Start of Information provided

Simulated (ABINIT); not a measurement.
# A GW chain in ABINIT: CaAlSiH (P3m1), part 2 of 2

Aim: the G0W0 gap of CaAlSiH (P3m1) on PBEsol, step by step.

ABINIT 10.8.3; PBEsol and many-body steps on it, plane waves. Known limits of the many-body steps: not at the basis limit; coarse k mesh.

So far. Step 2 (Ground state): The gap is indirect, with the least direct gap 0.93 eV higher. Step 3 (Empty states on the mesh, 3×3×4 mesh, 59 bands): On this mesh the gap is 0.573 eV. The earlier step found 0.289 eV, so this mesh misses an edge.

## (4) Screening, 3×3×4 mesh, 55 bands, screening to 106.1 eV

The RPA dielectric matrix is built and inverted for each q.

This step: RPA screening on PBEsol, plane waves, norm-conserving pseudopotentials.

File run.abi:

End of Information provided

Action item:
Restate the records in full, keeping every word as it is.

Your solution:
Simulated (ABINIT); not a measurement.
# A GW chain in ABINIT: CaAlSiH (P3m1), part 2 of 2

Aim: the G0W0 gap of CaAlSiH (P3m1) on PBEsol, step by step.

ABINIT 10.8.3; PBEsol and many-body steps on it, plane waves. Known limits of the many-body steps: not at the basis limit; coarse k mesh.

So far. Step 2 (Ground state): The gap is indirect, with the least direct gap 0.93 eV higher. Step 3 (Empty states on the mesh, 3×3×4 mesh, 59 bands): On this mesh the gap is 0.573 eV. The earlier step found 0.289 eV, so this mesh misses an edge.

## (4) Screening, 3×3×4 mesh, 55 bands, screening to 106.1 eV

The RPA dielectric matrix is built and inverted for each q.

This step: RPA screening on PBEsol, plane waves, norm-conserving pseudopotentials.

File run.abi:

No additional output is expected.